═══ DATA

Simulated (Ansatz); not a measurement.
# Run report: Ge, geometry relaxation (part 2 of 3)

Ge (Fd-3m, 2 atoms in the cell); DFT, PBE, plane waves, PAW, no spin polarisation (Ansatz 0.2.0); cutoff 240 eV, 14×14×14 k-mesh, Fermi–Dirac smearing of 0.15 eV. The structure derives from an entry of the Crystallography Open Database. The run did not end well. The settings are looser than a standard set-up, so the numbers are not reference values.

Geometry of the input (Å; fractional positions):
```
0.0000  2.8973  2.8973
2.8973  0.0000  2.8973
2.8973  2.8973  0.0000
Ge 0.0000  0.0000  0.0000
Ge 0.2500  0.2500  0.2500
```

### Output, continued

══════

## BRIEF
Copy the lines from the start of the data verbatim, stopping after the line containing "# Run report: Ge, geometry".

## RESULT
Simulated (Ansatz); not a measurement.
# Run report: Ge, geometry relaxation (part 2 of 3)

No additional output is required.